> Assigned task
The data is to be set down once more, exactly as it reads.

BEGIN Listed records
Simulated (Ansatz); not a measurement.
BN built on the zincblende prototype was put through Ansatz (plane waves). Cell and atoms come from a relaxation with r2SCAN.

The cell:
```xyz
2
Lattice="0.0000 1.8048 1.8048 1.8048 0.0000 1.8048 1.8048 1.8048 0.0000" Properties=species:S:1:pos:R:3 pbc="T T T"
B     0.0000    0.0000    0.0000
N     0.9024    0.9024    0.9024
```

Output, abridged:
END Listed records

> Task response
Simulated (Ansatz); not a measurement.
BN built on the zincblende prototype was put through Ansatz (plane waves). Cell and atoms come from a relaxation with r2SCAN.

The cell:
```xyz
2
Lattice="0.0000 1.8048 1.8048 1.8048 0.0000 1.8048 1.8048 1.8048 0.0000" Properties=species:S:1:pos:R:3 pbc="T T T"
B     0.0000    0.0000    0.0000
N     0.9024    0.9024    0.9024
```

Output, abridged:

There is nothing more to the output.